◆ TASK ITEM
Of all the entries below, retype only the lines from the one with "3.436 | 1.4038 |" through the one with "0.0008994 | -0.0001 |", exactly as they appear.

◆ DATA
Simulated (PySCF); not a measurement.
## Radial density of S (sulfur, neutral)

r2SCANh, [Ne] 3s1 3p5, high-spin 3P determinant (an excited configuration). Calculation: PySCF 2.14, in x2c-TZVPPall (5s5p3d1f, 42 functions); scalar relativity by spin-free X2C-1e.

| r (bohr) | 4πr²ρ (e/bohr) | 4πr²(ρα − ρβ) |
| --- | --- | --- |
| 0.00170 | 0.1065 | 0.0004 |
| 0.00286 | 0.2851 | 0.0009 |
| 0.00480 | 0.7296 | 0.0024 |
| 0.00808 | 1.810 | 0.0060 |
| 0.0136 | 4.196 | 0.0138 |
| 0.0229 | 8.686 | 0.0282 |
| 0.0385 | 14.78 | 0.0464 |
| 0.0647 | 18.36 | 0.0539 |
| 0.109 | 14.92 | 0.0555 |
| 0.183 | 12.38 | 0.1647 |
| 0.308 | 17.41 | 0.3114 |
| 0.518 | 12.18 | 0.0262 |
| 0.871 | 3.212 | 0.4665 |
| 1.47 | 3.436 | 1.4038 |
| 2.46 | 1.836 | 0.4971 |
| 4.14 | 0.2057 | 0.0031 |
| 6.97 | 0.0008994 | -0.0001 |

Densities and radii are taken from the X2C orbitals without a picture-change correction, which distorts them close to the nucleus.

◆ WRITTEN REPLY
| 1.47 | 3.436 | 1.4038 |
| 2.46 | 1.836 | 0.4971 |
| 4.14 | 0.2057 | 0.0031 |
| 6.97 | 0.0008994 | -0.0001 |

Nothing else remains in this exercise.